ACTIVITY -> Transcribe the entries below exactly.

PROVIDED DATA ->
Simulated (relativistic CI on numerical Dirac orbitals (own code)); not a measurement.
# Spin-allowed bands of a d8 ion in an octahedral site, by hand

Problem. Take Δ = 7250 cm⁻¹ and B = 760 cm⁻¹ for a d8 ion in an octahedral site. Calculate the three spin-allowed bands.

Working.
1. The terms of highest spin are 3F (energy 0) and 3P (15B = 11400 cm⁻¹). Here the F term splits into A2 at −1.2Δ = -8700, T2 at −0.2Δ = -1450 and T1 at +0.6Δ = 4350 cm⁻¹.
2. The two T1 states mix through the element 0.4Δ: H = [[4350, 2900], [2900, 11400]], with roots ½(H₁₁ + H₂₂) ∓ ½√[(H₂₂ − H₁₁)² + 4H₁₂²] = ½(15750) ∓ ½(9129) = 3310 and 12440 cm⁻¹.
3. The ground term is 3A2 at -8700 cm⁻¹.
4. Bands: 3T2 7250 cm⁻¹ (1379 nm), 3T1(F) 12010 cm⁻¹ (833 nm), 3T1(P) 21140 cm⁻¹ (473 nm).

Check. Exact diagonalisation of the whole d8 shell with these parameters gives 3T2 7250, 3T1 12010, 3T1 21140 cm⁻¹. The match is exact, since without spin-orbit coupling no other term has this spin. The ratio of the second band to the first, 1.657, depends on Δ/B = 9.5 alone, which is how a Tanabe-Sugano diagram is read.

RESULT ->
Simulated (relativistic CI on numerical Dirac orbitals (own code)); not a measurement.
# Spin-allowed bands of a d8 ion in an octahedral site, by hand

Problem. Take Δ = 7250 cm⁻¹ and B = 760 cm⁻¹ for a d8 ion in an octahedral site. Calculate the three spin-allowed bands.

Working.
1. The terms of highest spin are 3F (energy 0) and 3P (15B = 11400 cm⁻¹). Here the F term splits into A2 at −1.2Δ = -8700, T2 at −0.2Δ = -1450 and T1 at +0.6Δ = 4350 cm⁻¹.
2. The two T1 states mix through the element 0.4Δ: H = [[4350, 2900], [2900, 11400]], with roots ½(H₁₁ + H₂₂) ∓ ½√[(H₂₂ − H₁₁)² + 4H₁₂²] = ½(15750) ∓ ½(9129) = 3310 and 12440 cm⁻¹.
3. The ground term is 3A2 at -8700 cm⁻¹.
4. Bands: 3T2 7250 cm⁻¹ (1379 nm), 3T1(F) 12010 cm⁻¹ (833 nm), 3T1(P) 21140 cm⁻¹ (473 nm).

Check. Exact diagonalisation of the whole d8 shell with these parameters gives 3T2 7250, 3T1 12010, 3T1 21140 cm⁻¹. The match is exact, since without spin-orbit coupling no other term has this spin. The ratio of the second band to the first, 1.657, depends on Δ/B = 9.5 alone, which is how a Tanabe-Sugano diagram is read.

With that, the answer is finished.